───── Source data ─────

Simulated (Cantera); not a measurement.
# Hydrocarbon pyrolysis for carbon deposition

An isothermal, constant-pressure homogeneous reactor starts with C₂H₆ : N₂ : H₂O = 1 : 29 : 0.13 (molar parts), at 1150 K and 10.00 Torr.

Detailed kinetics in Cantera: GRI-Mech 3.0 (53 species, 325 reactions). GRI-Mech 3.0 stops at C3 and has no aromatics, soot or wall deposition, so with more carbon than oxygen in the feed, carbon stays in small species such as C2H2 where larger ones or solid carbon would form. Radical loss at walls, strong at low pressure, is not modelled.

─────

Work instruction: Using the data above, repeat exactly the lines that begin at the line with "# Hydrocarbon pyrolysis for carbon deposition" and end at the line with "An isothermal, constant-pressure", both ends included.

Task result:
# Hydrocarbon pyrolysis for carbon deposition

An isothermal, constant-pressure homogeneous reactor starts with C₂H₆ : N₂ : H₂O = 1 : 29 : 0.13 (molar parts), at 1150 K and 10.00 Torr.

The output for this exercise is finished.